##### EXTRACTED DATA
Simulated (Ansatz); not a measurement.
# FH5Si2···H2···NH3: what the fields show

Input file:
##########

WORK TASK.
What you write must match the material above exactly and in full.

WORKED SOLUTION.
Simulated (Ansatz); not a measurement.
# FH5Si2···H2···NH3: what the fields show

Input file:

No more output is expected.